◆ ◆ ◆
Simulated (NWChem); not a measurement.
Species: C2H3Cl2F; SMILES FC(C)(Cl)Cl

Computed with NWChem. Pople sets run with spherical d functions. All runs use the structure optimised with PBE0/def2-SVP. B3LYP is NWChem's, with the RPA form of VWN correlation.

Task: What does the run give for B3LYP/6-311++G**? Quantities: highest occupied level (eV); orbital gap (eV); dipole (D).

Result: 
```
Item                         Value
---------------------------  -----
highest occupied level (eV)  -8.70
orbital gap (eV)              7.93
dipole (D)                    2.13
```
◆ ◆ ◆

> [Task item] Retype exactly the lines from the start of the entries through the one with "Computed with NWChem."; include both ends.

> [Written answer]
Simulated (NWChem); not a measurement.
Species: C2H3Cl2F; SMILES FC(C)(Cl)Cl

Computed with NWChem. Pople sets run with spherical d functions. All runs use the structure optimised with PBE0/def2-SVP. B3LYP is NWChem's, with the RPA form of VWN correlation.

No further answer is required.